» **Work instruction**: Please repeat every entry, keeping each one exactly the same.

Extracted data Start Marker

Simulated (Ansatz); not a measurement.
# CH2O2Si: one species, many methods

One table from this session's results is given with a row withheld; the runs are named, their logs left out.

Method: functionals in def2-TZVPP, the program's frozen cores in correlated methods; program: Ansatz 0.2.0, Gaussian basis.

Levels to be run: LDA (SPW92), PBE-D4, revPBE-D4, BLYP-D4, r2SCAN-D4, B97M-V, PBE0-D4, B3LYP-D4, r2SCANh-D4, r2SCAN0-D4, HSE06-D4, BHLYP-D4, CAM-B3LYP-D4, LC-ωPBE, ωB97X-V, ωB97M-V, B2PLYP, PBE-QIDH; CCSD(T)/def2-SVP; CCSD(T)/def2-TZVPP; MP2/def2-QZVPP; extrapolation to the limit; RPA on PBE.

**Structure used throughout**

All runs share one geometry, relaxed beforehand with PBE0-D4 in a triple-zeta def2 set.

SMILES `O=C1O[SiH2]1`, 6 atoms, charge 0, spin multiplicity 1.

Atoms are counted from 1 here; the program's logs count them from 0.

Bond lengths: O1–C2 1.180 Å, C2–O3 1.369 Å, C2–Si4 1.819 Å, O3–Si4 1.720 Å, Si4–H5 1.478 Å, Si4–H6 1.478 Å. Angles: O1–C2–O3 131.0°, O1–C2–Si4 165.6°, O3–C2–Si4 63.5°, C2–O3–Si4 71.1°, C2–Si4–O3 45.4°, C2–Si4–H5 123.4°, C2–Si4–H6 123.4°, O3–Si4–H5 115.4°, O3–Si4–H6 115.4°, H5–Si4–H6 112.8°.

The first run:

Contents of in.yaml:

Extracted data End Marker

» **Task response**:
Simulated (Ansatz); not a measurement.
# CH2O2Si: one species, many methods

One table from this session's results is given with a row withheld; the runs are named, their logs left out.

Method: functionals in def2-TZVPP, the program's frozen cores in correlated methods; program: Ansatz 0.2.0, Gaussian basis.

Levels to be run: LDA (SPW92), PBE-D4, revPBE-D4, BLYP-D4, r2SCAN-D4, B97M-V, PBE0-D4, B3LYP-D4, r2SCANh-D4, r2SCAN0-D4, HSE06-D4, BHLYP-D4, CAM-B3LYP-D4, LC-ωPBE, ωB97X-V, ωB97M-V, B2PLYP, PBE-QIDH; CCSD(T)/def2-SVP; CCSD(T)/def2-TZVPP; MP2/def2-QZVPP; extrapolation to the limit; RPA on PBE.

**Structure used throughout**

All runs share one geometry, relaxed beforehand with PBE0-D4 in a triple-zeta def2 set.

SMILES `O=C1O[SiH2]1`, 6 atoms, charge 0, spin multiplicity 1.

Atoms are counted from 1 here; the program's logs count them from 0.

Bond lengths: O1–C2 1.180 Å, C2–O3 1.369 Å, C2–Si4 1.819 Å, O3–Si4 1.720 Å, Si4–H5 1.478 Å, Si4–H6 1.478 Å. Angles: O1–C2–O3 131.0°, O1–C2–Si4 165.6°, O3–C2–Si4 63.5°, C2–O3–Si4 71.1°, C2–Si4–O3 45.4°, C2–Si4–H5 123.4°, C2–Si4–H6 123.4°, O3–Si4–H5 115.4°, O3–Si4–H6 115.4°, H5–Si4–H6 112.8°.

The first run:

Contents of in.yaml:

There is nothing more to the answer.